# Work order:
Repeat the first line of the listing and each line after it, exactly, through the line containing "Base calculation: Dirac-Coulomb-Breit".

BEGIN Information given

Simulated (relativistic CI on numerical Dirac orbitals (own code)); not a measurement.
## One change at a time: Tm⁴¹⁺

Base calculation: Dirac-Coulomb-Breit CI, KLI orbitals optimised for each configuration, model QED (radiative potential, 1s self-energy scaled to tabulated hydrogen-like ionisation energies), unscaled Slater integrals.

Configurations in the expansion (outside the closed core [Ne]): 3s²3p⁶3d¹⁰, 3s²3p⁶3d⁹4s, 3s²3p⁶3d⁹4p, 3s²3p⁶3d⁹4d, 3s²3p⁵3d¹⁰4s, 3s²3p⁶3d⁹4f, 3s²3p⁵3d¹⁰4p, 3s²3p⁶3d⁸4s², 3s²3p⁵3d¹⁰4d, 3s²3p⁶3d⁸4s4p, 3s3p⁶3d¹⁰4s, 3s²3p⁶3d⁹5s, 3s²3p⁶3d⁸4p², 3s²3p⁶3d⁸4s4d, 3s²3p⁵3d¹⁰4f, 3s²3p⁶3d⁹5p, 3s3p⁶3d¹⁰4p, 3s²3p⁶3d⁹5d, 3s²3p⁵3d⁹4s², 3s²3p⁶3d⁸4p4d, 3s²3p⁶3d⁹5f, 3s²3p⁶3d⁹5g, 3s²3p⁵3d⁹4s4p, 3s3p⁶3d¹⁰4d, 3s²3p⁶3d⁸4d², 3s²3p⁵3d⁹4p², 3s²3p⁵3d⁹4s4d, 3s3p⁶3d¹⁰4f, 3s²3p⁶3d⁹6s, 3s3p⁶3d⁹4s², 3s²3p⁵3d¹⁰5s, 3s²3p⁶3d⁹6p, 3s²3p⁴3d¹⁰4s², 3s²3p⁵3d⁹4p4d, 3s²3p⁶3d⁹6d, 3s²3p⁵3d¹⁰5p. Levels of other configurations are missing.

END Information given

# Task response:
Simulated (relativistic CI on numerical Dirac orbitals (own code)); not a measurement.
## One change at a time: Tm⁴¹⁺

Base calculation: Dirac-Coulomb-Breit CI, KLI orbitals optimised for each configuration, model QED (radiative potential, 1s self-energy scaled to tabulated hydrogen-like ionisation energies), unscaled Slater integrals.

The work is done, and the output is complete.